● EXTRACTED ENTRIES
↓
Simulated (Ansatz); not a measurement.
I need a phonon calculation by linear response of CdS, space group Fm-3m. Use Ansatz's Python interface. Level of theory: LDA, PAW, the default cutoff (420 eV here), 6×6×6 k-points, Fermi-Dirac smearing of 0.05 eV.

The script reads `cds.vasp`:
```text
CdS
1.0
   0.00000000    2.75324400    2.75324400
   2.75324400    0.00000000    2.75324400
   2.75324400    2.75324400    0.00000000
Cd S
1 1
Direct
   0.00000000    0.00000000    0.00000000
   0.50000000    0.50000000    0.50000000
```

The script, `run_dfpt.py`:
↑

● REQUIRED ACTION
All of the entries need to be reproduced exactly; please write them out.

● WRITTEN SOLUTION
Simulated (Ansatz); not a measurement.
I need a phonon calculation by linear response of CdS, space group Fm-3m. Use Ansatz's Python interface. Level of theory: LDA, PAW, the default cutoff (420 eV here), 6×6×6 k-points, Fermi-Dirac smearing of 0.05 eV.

The script reads `cds.vasp`:
```text
CdS
1.0
   0.00000000    2.75324400    2.75324400
   2.75324400    0.00000000    2.75324400
   2.75324400    2.75324400    0.00000000
Cd S
1 1
Direct
   0.00000000    0.00000000    0.00000000
   0.50000000    0.50000000    0.50000000
```

The script, `run_dfpt.py`:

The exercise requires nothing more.